• Data to examine
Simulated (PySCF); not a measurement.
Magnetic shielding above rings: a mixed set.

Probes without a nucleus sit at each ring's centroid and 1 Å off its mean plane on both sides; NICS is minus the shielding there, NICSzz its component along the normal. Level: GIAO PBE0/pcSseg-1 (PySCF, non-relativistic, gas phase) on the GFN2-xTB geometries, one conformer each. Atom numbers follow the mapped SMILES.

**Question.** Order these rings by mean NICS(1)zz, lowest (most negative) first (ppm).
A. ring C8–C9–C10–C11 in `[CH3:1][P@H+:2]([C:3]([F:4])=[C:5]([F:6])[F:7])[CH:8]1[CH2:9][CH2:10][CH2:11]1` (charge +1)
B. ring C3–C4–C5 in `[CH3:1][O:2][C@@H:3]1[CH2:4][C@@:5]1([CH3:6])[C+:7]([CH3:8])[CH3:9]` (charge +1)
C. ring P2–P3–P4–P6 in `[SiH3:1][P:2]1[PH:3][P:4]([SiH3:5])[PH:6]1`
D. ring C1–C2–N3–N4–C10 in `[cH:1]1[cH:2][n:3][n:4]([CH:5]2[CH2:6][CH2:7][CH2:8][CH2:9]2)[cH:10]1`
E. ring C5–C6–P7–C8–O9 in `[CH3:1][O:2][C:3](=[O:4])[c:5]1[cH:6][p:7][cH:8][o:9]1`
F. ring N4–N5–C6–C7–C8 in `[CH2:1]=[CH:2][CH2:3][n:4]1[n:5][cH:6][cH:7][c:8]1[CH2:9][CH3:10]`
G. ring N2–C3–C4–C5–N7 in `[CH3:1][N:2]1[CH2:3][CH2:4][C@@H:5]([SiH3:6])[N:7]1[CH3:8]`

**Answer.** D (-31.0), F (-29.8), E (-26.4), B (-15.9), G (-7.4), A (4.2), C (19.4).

• Work request
Your answer should be exactly the lines of the data above, from the first through the line containing "B. ring C3–C4–C5".

• Task solution
Simulated (PySCF); not a measurement.
Magnetic shielding above rings: a mixed set.

Probes without a nucleus sit at each ring's centroid and 1 Å off its mean plane on both sides; NICS is minus the shielding there, NICSzz its component along the normal. Level: GIAO PBE0/pcSseg-1 (PySCF, non-relativistic, gas phase) on the GFN2-xTB geometries, one conformer each. Atom numbers follow the mapped SMILES.

**Question.** Order these rings by mean NICS(1)zz, lowest (most negative) first (ppm).
A. ring C8–C9–C10–C11 in `[CH3:1][P@H+:2]([C:3]([F:4])=[C:5]([F:6])[F:7])[CH:8]1[CH2:9][CH2:10][CH2:11]1` (charge +1)
B. ring C3–C4–C5 in `[CH3:1][O:2][C@@H:3]1[CH2:4][C@@:5]1([CH3:6])[C+:7]([CH3:8])[CH3:9]` (charge +1)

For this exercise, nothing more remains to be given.